Dataset content Start Marker

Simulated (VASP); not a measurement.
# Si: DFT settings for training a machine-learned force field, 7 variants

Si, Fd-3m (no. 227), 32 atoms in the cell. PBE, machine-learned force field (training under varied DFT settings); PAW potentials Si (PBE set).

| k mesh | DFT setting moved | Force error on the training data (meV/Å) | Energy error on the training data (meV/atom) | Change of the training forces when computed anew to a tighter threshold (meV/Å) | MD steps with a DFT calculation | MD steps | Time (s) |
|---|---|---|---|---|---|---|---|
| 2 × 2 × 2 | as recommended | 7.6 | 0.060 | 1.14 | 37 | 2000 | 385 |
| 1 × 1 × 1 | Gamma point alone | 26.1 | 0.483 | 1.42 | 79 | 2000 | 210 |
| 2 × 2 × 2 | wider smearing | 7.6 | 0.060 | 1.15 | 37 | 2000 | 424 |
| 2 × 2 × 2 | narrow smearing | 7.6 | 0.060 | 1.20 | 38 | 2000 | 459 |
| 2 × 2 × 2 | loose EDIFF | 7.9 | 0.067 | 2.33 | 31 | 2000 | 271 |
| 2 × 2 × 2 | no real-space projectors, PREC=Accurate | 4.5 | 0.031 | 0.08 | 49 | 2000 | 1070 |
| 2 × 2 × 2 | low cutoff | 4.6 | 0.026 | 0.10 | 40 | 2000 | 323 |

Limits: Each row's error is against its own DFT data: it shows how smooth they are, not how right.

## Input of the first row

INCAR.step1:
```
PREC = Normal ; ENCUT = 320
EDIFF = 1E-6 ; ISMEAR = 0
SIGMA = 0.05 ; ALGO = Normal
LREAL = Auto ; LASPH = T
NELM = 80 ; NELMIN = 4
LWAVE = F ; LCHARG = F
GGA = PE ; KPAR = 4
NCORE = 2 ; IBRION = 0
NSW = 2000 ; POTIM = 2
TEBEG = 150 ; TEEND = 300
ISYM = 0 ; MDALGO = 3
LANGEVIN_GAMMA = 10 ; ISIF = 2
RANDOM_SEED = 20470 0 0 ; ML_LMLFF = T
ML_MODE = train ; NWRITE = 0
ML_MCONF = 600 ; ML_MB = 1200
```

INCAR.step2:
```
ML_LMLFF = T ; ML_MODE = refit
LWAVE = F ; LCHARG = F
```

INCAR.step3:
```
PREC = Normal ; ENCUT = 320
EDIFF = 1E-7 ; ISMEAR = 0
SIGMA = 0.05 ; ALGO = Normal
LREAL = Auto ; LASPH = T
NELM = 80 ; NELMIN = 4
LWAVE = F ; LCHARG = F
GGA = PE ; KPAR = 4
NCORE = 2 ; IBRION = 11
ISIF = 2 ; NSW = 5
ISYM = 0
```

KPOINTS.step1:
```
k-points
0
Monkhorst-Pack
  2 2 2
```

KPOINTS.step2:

Dataset content End Marker

▶ **Brief**: Reproduce the records above line by line, without any change, up to and including the line that holds "Si, Fd-3m (no.".

▶ **Task response**:
Simulated (VASP); not a measurement.
# Si: DFT settings for training a machine-learned force field, 7 variants

Si, Fd-3m (no. 227), 32 atoms in the cell. PBE, machine-learned force field (training under varied DFT settings); PAW potentials Si (PBE set).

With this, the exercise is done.